**EXCERPTED RECORDS:**
BEGIN

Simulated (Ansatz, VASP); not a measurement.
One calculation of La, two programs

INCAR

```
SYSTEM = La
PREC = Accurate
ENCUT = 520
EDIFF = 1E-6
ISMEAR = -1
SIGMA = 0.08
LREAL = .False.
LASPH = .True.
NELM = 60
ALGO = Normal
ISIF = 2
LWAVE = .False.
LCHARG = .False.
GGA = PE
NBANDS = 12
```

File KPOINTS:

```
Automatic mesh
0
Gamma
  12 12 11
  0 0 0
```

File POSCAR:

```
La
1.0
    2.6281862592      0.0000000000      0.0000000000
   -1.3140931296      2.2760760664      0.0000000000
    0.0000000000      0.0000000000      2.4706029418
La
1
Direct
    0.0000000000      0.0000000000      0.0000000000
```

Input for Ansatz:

END

**ACTION ITEM:** Repeat, word for word, all of the data shown above.

**WRITTEN REPLY:**
Simulated (Ansatz, VASP); not a measurement.
One calculation of La, two programs

INCAR

```
SYSTEM = La
PREC = Accurate
ENCUT = 520
EDIFF = 1E-6
ISMEAR = -1
SIGMA = 0.08
LREAL = .False.
LASPH = .True.
NELM = 60
ALGO = Normal
ISIF = 2
LWAVE = .False.
LCHARG = .False.
GGA = PE
NBANDS = 12
```

File KPOINTS:

```
Automatic mesh
0
Gamma
  12 12 11
  0 0 0
```

File POSCAR:

```
La
1.0
    2.6281862592      0.0000000000      0.0000000000
   -1.3140931296      2.2760760664      0.0000000000
    0.0000000000      0.0000000000      2.4706029418
La
1
Direct
    0.0000000000      0.0000000000      0.0000000000
```

Input for Ansatz:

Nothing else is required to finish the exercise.